WORK ITEM: All lines from the first line of the material up to and including the line with "Q: What will the energy surface look like?" must be copied exactly, and no others.

ENTRIES SHOWN:
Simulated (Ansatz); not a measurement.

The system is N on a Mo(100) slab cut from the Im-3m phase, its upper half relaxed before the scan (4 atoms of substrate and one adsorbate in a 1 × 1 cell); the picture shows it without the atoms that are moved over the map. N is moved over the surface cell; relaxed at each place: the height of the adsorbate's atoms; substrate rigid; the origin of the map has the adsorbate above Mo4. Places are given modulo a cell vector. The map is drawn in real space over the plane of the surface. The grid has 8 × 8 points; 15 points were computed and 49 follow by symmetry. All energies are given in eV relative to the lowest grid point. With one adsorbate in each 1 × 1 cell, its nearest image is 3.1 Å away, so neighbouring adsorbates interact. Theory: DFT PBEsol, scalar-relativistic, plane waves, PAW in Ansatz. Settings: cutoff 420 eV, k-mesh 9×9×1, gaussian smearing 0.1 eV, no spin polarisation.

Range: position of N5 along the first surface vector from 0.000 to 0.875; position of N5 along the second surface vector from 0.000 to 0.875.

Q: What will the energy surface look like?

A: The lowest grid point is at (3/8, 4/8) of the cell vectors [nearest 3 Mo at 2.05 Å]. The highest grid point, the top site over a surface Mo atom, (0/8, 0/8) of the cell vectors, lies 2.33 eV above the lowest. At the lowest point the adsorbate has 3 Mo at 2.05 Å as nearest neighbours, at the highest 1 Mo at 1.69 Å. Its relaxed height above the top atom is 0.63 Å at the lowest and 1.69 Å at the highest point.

TASK OUTPUT:
Simulated (Ansatz); not a measurement.

The system is N on a Mo(100) slab cut from the Im-3m phase, its upper half relaxed before the scan (4 atoms of substrate and one adsorbate in a 1 × 1 cell); the picture shows it without the atoms that are moved over the map. N is moved over the surface cell; relaxed at each place: the height of the adsorbate's atoms; substrate rigid; the origin of the map has the adsorbate above Mo4. Places are given modulo a cell vector. The map is drawn in real space over the plane of the surface. The grid has 8 × 8 points; 15 points were computed and 49 follow by symmetry. All energies are given in eV relative to the lowest grid point. With one adsorbate in each 1 × 1 cell, its nearest image is 3.1 Å away, so neighbouring adsorbates interact. Theory: DFT PBEsol, scalar-relativistic, plane waves, PAW in Ansatz. Settings: cutoff 420 eV, k-mesh 9×9×1, gaussian smearing 0.1 eV, no spin polarisation.

Range: position of N5 along the first surface vector from 0.000 to 0.875; position of N5 along the second surface vector from 0.000 to 0.875.

Q: What will the energy surface look like?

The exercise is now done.